* WORK REQUEST: Go through the listing below from its first line and repeat each line exactly, ending at the line containing "0.9413 | -0.3149 |" and including it.

* DATA EXTRACT:
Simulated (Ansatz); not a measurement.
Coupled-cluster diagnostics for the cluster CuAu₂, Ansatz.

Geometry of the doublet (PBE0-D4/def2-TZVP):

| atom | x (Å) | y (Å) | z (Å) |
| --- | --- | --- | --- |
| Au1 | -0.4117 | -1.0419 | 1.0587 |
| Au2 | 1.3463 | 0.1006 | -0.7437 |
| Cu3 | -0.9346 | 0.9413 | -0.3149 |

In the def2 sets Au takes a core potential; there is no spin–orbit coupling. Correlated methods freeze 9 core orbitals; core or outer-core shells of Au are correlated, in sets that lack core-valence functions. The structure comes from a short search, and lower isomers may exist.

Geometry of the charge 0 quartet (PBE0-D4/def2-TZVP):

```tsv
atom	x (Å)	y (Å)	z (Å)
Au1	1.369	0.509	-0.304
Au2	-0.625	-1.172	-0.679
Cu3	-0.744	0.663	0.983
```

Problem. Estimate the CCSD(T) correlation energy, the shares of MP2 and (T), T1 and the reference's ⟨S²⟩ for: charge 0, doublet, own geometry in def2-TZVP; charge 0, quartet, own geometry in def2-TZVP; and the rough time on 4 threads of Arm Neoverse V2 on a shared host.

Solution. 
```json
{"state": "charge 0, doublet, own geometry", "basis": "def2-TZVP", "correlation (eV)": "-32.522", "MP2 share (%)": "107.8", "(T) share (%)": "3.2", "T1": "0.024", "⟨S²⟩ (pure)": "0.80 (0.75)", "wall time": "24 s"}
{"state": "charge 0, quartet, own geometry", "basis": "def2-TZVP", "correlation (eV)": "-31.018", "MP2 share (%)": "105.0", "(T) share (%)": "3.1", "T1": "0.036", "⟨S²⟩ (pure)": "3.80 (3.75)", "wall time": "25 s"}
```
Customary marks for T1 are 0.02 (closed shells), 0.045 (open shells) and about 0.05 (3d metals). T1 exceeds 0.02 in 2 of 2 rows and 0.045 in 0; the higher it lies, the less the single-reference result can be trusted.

* ANSWER BOX:
Simulated (Ansatz); not a measurement.
Coupled-cluster diagnostics for the cluster CuAu₂, Ansatz.

Geometry of the doublet (PBE0-D4/def2-TZVP):

| atom | x (Å) | y (Å) | z (Å) |
| --- | --- | --- | --- |
| Au1 | -0.4117 | -1.0419 | 1.0587 |
| Au2 | 1.3463 | 0.1006 | -0.7437 |
| Cu3 | -0.9346 | 0.9413 | -0.3149 |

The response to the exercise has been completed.